### ASSIGNMENT
Return each line of the material below exactly. Begin at the first and end on the line with "Answer: 0.674 eV/Å.".

------ SOURCE INFORMATION

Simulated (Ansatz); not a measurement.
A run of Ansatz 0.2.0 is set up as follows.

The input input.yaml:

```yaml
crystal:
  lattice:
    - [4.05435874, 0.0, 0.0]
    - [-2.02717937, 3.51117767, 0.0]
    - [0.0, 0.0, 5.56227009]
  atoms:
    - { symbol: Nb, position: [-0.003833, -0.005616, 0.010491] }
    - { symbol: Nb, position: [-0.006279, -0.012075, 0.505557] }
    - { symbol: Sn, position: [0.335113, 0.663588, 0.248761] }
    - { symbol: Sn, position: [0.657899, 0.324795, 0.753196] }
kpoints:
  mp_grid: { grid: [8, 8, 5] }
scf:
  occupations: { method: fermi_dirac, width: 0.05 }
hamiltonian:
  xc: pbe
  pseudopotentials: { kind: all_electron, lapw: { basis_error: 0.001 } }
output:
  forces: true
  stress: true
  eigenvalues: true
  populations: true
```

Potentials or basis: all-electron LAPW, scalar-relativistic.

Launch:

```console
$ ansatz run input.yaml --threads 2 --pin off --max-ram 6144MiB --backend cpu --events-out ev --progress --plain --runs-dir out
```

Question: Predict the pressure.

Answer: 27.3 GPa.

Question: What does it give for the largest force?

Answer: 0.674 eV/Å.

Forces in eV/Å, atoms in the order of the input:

------------

### TASK OUTPUT
Simulated (Ansatz); not a measurement.
A run of Ansatz 0.2.0 is set up as follows.

The input input.yaml:

```yaml
crystal:
  lattice:
    - [4.05435874, 0.0, 0.0]
    - [-2.02717937, 3.51117767, 0.0]
    - [0.0, 0.0, 5.56227009]
  atoms:
    - { symbol: Nb, position: [-0.003833, -0.005616, 0.010491] }
    - { symbol: Nb, position: [-0.006279, -0.012075, 0.505557] }
    - { symbol: Sn, position: [0.335113, 0.663588, 0.248761] }
    - { symbol: Sn, position: [0.657899, 0.324795, 0.753196] }
kpoints:
  mp_grid: { grid: [8, 8, 5] }
scf:
  occupations: { method: fermi_dirac, width: 0.05 }
hamiltonian:
  xc: pbe
  pseudopotentials: { kind: all_electron, lapw: { basis_error: 0.001 } }
output:
  forces: true
  stress: true
  eigenvalues: true
  populations: true
```

Potentials or basis: all-electron LAPW, scalar-relativistic.

Launch:

```console
$ ansatz run input.yaml --threads 2 --pin off --max-ram 6144MiB --backend cpu --events-out ev --progress --plain --runs-dir out
```

Question: Predict the pressure.

Answer: 27.3 GPa.

Question: What does it give for the largest force?

Answer: 0.674 eV/Å.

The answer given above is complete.